ENTRIES PROVIDED Start Marker
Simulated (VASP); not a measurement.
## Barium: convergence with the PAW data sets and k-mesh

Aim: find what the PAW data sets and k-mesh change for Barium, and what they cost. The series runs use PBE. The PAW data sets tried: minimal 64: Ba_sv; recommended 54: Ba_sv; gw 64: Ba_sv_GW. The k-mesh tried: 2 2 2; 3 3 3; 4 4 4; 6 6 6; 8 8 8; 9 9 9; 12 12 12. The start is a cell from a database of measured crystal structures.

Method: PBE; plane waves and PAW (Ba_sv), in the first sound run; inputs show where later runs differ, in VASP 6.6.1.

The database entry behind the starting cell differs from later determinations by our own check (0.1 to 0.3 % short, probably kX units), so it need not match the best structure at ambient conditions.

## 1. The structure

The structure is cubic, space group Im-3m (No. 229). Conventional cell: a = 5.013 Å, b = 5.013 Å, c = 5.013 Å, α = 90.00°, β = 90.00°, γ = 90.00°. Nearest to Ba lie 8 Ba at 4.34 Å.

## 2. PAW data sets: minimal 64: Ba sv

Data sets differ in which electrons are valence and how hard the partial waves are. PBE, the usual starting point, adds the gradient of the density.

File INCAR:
ENTRIES PROVIDED End Marker

### WORK INSTRUCTION
Repeat the data verbatim.

### ANSWER BOX
Simulated (VASP); not a measurement.
## Barium: convergence with the PAW data sets and k-mesh

Aim: find what the PAW data sets and k-mesh change for Barium, and what they cost. The series runs use PBE. The PAW data sets tried: minimal 64: Ba_sv; recommended 54: Ba_sv; gw 64: Ba_sv_GW. The k-mesh tried: 2 2 2; 3 3 3; 4 4 4; 6 6 6; 8 8 8; 9 9 9; 12 12 12. The start is a cell from a database of measured crystal structures.

Method: PBE; plane waves and PAW (Ba_sv), in the first sound run; inputs show where later runs differ, in VASP 6.6.1.

The database entry behind the starting cell differs from later determinations by our own check (0.1 to 0.3 % short, probably kX units), so it need not match the best structure at ambient conditions.

## 1. The structure

The structure is cubic, space group Im-3m (No. 229). Conventional cell: a = 5.013 Å, b = 5.013 Å, c = 5.013 Å, α = 90.00°, β = 90.00°, γ = 90.00°. Nearest to Ba lie 8 Ba at 4.34 Å.

## 2. PAW data sets: minimal 64: Ba sv

Data sets differ in which electrons are valence and how hard the partial waves are. PBE, the usual starting point, adds the gradient of the density.

File INCAR:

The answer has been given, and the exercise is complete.